Data to examine:
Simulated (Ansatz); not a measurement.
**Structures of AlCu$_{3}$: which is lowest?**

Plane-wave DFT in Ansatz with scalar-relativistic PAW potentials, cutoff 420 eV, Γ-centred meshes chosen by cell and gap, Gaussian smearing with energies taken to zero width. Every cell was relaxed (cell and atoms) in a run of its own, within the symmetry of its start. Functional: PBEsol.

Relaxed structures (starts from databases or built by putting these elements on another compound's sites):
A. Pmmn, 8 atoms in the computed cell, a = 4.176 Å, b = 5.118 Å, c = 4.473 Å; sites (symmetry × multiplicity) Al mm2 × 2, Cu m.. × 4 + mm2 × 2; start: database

Assigned task:
The entries above should be copied out exactly, with none left out.

Response area:
Simulated (Ansatz); not a measurement.
**Structures of AlCu$_{3}$: which is lowest?**

Plane-wave DFT in Ansatz with scalar-relativistic PAW potentials, cutoff 420 eV, Γ-centred meshes chosen by cell and gap, Gaussian smearing with energies taken to zero width. Every cell was relaxed (cell and atoms) in a run of its own, within the symmetry of its start. Functional: PBEsol.

Relaxed structures (starts from databases or built by putting these elements on another compound's sites):
A. Pmmn, 8 atoms in the computed cell, a = 4.176 Å, b = 5.118 Å, c = 4.473 Å; sites (symmetry × multiplicity) Al mm2 × 2, Cu m.. × 4 + mm2 × 2; start: database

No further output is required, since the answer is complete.